* ACTION ITEM *
Reproduce the records that follow exactly as they appear.

□ □ □
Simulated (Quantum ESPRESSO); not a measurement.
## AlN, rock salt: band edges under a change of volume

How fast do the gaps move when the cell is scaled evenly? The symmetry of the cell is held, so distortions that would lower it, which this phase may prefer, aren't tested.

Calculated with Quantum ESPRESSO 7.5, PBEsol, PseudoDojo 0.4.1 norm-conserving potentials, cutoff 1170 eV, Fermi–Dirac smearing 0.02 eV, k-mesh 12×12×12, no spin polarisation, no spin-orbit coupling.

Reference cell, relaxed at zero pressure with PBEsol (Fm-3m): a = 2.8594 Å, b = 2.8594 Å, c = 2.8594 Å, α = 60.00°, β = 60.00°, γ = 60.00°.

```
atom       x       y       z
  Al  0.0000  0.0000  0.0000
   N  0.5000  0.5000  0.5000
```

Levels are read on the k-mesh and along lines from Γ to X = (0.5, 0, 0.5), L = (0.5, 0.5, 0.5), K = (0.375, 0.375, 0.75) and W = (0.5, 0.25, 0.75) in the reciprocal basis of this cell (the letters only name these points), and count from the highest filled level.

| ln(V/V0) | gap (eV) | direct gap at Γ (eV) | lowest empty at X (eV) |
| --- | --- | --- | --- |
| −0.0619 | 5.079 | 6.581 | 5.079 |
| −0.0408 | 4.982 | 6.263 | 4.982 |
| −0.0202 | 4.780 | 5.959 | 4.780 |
□ □ □

* ANSWER BOX *
Simulated (Quantum ESPRESSO); not a measurement.
## AlN, rock salt: band edges under a change of volume

How fast do the gaps move when the cell is scaled evenly? The symmetry of the cell is held, so distortions that would lower it, which this phase may prefer, aren't tested.

Calculated with Quantum ESPRESSO 7.5, PBEsol, PseudoDojo 0.4.1 norm-conserving potentials, cutoff 1170 eV, Fermi–Dirac smearing 0.02 eV, k-mesh 12×12×12, no spin polarisation, no spin-orbit coupling.

Reference cell, relaxed at zero pressure with PBEsol (Fm-3m): a = 2.8594 Å, b = 2.8594 Å, c = 2.8594 Å, α = 60.00°, β = 60.00°, γ = 60.00°.

```
atom       x       y       z
  Al  0.0000  0.0000  0.0000
   N  0.5000  0.5000  0.5000
```

Levels are read on the k-mesh and along lines from Γ to X = (0.5, 0, 0.5), L = (0.5, 0.5, 0.5), K = (0.375, 0.375, 0.75) and W = (0.5, 0.25, 0.75) in the reciprocal basis of this cell (the letters only name these points), and count from the highest filled level.

| ln(V/V0) | gap (eV) | direct gap at Γ (eV) | lowest empty at X (eV) |
| --- | --- | --- | --- |
| −0.0619 | 5.079 | 6.581 | 5.079 |
| −0.0408 | 4.982 | 6.263 | 4.982 |
| −0.0202 | 4.780 | 5.959 | 4.780 |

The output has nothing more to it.